(Excerpted data):
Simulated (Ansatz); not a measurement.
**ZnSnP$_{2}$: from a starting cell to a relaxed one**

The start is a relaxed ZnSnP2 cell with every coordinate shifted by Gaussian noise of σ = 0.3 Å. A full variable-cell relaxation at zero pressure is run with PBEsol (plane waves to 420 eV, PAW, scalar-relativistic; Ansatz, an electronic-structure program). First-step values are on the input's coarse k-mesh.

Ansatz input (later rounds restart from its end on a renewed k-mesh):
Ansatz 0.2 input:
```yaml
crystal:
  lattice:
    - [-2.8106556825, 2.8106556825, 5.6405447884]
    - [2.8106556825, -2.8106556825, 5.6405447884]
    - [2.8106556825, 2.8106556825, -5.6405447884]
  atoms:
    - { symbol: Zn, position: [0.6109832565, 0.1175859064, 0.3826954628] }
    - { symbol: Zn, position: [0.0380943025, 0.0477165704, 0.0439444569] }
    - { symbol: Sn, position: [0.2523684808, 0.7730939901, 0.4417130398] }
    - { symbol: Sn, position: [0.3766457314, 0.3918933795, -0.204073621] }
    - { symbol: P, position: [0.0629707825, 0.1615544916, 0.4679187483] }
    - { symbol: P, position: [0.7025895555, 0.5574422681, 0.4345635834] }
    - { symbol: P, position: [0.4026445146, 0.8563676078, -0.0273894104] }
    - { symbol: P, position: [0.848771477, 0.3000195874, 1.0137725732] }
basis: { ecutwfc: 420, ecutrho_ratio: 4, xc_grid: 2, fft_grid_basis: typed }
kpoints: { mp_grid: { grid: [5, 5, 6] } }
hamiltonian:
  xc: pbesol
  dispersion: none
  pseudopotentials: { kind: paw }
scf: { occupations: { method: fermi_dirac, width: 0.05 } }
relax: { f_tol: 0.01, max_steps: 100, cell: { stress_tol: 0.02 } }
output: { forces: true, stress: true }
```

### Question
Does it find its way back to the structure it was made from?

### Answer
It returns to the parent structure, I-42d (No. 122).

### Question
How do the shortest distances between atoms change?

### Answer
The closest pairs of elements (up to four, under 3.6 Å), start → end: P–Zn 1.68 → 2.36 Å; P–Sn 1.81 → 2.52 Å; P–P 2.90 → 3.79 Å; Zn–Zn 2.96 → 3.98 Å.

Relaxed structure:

(Work request): Return, exactly, the lines from the first line of the records above to the line containing "The closest pairs", both included.

(Response box):
Simulated (Ansatz); not a measurement.
**ZnSnP$_{2}$: from a starting cell to a relaxed one**

The start is a relaxed ZnSnP2 cell with every coordinate shifted by Gaussian noise of σ = 0.3 Å. A full variable-cell relaxation at zero pressure is run with PBEsol (plane waves to 420 eV, PAW, scalar-relativistic; Ansatz, an electronic-structure program). First-step values are on the input's coarse k-mesh.

Ansatz input (later rounds restart from its end on a renewed k-mesh):
Ansatz 0.2 input:
```yaml
crystal:
  lattice:
    - [-2.8106556825, 2.8106556825, 5.6405447884]
    - [2.8106556825, -2.8106556825, 5.6405447884]
    - [2.8106556825, 2.8106556825, -5.6405447884]
  atoms:
    - { symbol: Zn, position: [0.6109832565, 0.1175859064, 0.3826954628] }
    - { symbol: Zn, position: [0.0380943025, 0.0477165704, 0.0439444569] }
    - { symbol: Sn, position: [0.2523684808, 0.7730939901, 0.4417130398] }
    - { symbol: Sn, position: [0.3766457314, 0.3918933795, -0.204073621] }
    - { symbol: P, position: [0.0629707825, 0.1615544916, 0.4679187483] }
    - { symbol: P, position: [0.7025895555, 0.5574422681, 0.4345635834] }
    - { symbol: P, position: [0.4026445146, 0.8563676078, -0.0273894104] }
    - { symbol: P, position: [0.848771477, 0.3000195874, 1.0137725732] }
basis: { ecutwfc: 420, ecutrho_ratio: 4, xc_grid: 2, fft_grid_basis: typed }
kpoints: { mp_grid: { grid: [5, 5, 6] } }
hamiltonian:
  xc: pbesol
  dispersion: none
  pseudopotentials: { kind: paw }
scf: { occupations: { method: fermi_dirac, width: 0.05 } }
relax: { f_tol: 0.01, max_steps: 100, cell: { stress_tol: 0.02 } }
output: { forces: true, stress: true }
```

### Question
Does it find its way back to the structure it was made from?

### Answer
It returns to the parent structure, I-42d (No. 122).

### Question
How do the shortest distances between atoms change?

### Answer
The closest pairs of elements (up to four, under 3.6 Å), start → end: P–Zn 1.68 → 2.36 Å; P–Sn 1.81 → 2.52 Å; P–P 2.90 → 3.79 Å; Zn–Zn 2.96 → 3.98 Å.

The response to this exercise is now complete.